Among the entries below, please repeat exactly and only the lines from the line containing "77.82 | 3.6 | (202) |" to the line containing "The indices refer", both lines included.

[PROVIDED DATA]:
=== Section Start ===

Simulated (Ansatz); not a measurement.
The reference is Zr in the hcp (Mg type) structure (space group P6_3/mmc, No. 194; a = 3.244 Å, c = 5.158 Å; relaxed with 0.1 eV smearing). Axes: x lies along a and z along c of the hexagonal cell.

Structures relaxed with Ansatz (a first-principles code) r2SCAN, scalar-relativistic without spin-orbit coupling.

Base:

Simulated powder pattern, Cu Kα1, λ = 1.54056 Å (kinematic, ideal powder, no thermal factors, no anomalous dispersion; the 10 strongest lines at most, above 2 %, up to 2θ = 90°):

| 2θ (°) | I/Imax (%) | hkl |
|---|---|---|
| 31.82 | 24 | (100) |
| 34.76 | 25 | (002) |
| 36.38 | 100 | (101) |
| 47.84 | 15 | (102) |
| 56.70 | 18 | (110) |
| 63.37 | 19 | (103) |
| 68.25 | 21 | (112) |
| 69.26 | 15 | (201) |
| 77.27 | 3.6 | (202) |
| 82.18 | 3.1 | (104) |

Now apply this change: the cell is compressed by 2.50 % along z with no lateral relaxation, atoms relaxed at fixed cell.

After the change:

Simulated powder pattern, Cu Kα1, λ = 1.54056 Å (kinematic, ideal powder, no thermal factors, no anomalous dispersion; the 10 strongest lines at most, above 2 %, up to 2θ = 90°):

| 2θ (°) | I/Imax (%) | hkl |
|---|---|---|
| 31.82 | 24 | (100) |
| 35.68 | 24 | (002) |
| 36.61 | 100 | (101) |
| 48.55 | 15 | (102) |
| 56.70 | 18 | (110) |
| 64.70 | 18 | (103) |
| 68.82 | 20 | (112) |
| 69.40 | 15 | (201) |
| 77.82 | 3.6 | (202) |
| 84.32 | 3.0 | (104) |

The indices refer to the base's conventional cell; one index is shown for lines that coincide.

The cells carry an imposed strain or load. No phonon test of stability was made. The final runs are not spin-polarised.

=== Section End ===

[YOUR RESPONSE]:
| 77.82 | 3.6 | (202) |
| 84.32 | 3.0 | (104) |

The indices refer to the base's conventional cell; one index is shown for lines that coincide.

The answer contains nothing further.